_EXCERPTED DATA_
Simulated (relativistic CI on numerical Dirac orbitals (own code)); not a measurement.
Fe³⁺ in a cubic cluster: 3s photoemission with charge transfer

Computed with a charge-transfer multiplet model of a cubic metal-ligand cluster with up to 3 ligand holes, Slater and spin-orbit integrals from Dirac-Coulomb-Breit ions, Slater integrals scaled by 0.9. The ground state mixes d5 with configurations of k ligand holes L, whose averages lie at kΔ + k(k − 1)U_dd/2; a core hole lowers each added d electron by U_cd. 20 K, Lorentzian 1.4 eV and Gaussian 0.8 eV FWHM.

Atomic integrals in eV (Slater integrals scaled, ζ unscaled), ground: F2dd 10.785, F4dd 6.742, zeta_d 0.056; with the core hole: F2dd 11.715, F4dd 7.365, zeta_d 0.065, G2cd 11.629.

_EXERCISE_
Each record above, from first to last, should be written out again exactly.

_RESULT_
Simulated (relativistic CI on numerical Dirac orbitals (own code)); not a measurement.
Fe³⁺ in a cubic cluster: 3s photoemission with charge transfer

Computed with a charge-transfer multiplet model of a cubic metal-ligand cluster with up to 3 ligand holes, Slater and spin-orbit integrals from Dirac-Coulomb-Breit ions, Slater integrals scaled by 0.9. The ground state mixes d5 with configurations of k ligand holes L, whose averages lie at kΔ + k(k − 1)U_dd/2; a core hole lowers each added d electron by U_cd. 20 K, Lorentzian 1.4 eV and Gaussian 0.8 eV FWHM.

Atomic integrals in eV (Slater integrals scaled, ζ unscaled), ground: F2dd 10.785, F4dd 6.742, zeta_d 0.056; with the core hole: F2dd 11.715, F4dd 7.365, zeta_d 0.065, G2cd 11.629.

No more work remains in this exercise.